*Assigned task*: Begin at the top of the records and copy each line exactly. The line containing "the relaxation end?" is the last one to include.

*Study material*:
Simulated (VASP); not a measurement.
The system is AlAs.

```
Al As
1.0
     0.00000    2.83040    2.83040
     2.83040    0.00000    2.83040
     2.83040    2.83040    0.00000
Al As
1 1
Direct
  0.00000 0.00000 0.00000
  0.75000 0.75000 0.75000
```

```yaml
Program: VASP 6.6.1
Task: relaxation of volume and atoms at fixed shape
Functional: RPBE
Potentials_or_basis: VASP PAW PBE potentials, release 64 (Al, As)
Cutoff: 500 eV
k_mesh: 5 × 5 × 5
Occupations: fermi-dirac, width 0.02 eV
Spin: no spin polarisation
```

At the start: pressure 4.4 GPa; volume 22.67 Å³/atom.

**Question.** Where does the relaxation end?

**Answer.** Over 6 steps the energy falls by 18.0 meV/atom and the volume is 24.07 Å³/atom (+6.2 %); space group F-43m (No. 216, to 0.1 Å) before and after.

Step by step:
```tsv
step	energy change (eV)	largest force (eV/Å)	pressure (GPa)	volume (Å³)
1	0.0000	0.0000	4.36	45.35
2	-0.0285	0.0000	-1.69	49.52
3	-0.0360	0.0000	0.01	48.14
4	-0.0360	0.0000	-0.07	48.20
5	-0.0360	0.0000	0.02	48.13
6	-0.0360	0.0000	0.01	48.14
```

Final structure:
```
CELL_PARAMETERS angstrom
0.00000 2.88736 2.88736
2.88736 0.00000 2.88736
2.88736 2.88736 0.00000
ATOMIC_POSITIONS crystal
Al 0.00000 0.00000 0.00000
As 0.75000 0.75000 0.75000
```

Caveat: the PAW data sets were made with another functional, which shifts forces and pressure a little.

*Reply*:
Simulated (VASP); not a measurement.
The system is AlAs.

```
Al As
1.0
     0.00000    2.83040    2.83040
     2.83040    0.00000    2.83040
     2.83040    2.83040    0.00000
Al As
1 1
Direct
  0.00000 0.00000 0.00000
  0.75000 0.75000 0.75000
```

```yaml
Program: VASP 6.6.1
Task: relaxation of volume and atoms at fixed shape
Functional: RPBE
Potentials_or_basis: VASP PAW PBE potentials, release 64 (Al, As)
Cutoff: 500 eV
k_mesh: 5 × 5 × 5
Occupations: fermi-dirac, width 0.02 eV
Spin: no spin polarisation
```

At the start: pressure 4.4 GPa; volume 22.67 Å³/atom.

**Question.** Where does the relaxation end?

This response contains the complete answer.